» **DATA SHOWN**
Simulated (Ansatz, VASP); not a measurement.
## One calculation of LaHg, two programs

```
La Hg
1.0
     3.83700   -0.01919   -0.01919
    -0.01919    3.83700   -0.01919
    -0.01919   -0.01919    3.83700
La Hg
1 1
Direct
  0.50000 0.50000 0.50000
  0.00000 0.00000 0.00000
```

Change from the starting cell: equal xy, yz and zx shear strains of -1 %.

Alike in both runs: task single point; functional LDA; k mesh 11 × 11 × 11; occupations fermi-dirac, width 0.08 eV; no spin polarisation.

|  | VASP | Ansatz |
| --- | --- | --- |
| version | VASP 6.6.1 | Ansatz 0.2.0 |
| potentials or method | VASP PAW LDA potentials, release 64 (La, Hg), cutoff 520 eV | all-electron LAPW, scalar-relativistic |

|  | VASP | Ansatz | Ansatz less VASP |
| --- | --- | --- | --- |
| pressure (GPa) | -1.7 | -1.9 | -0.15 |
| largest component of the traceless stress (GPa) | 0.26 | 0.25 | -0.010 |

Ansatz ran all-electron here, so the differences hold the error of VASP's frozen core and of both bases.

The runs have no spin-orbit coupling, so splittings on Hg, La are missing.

» **REQUIRED ACTION**
Your task is to transcribe, with no changes, only the lines of the listing above that lie between the line holding "less VASP |" and the line holding "Ansatz ran all-electron", inclusive.

» **ANSWER SECTION**
|  | VASP | Ansatz | Ansatz less VASP |
| --- | --- | --- | --- |
| pressure (GPa) | -1.7 | -1.9 | -0.15 |
| largest component of the traceless stress (GPa) | 0.26 | 0.25 | -0.010 |

Ansatz ran all-electron here, so the differences hold the error of VASP's frozen core and of both bases.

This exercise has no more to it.